◆ **WORK TASK**
Here the whole listing must be retyped exactly, with no line omitted.

● ● ● ●

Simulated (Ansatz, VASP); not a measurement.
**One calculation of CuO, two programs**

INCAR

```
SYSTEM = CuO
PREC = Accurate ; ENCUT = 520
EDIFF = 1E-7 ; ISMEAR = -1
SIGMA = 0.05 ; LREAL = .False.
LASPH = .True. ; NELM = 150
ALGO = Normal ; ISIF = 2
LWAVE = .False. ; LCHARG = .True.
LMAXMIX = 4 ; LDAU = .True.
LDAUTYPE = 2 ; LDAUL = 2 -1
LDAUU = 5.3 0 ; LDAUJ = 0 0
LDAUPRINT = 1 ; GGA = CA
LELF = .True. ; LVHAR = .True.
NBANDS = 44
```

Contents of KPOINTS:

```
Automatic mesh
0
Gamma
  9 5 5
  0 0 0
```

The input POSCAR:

● ● ● ●

◆ **WRITTEN RESPONSE**
Simulated (Ansatz, VASP); not a measurement.
**One calculation of CuO, two programs**

INCAR

```
SYSTEM = CuO
PREC = Accurate ; ENCUT = 520
EDIFF = 1E-7 ; ISMEAR = -1
SIGMA = 0.05 ; LREAL = .False.
LASPH = .True. ; NELM = 150
ALGO = Normal ; ISIF = 2
LWAVE = .False. ; LCHARG = .True.
LMAXMIX = 4 ; LDAU = .True.
LDAUTYPE = 2 ; LDAUL = 2 -1
LDAUU = 5.3 0 ; LDAUJ = 0 0
LDAUPRINT = 1 ; GGA = CA
LELF = .True. ; LVHAR = .True.
NBANDS = 44
```

Contents of KPOINTS:

```
Automatic mesh
0
Gamma
  9 5 5
  0 0 0
```

The input POSCAR:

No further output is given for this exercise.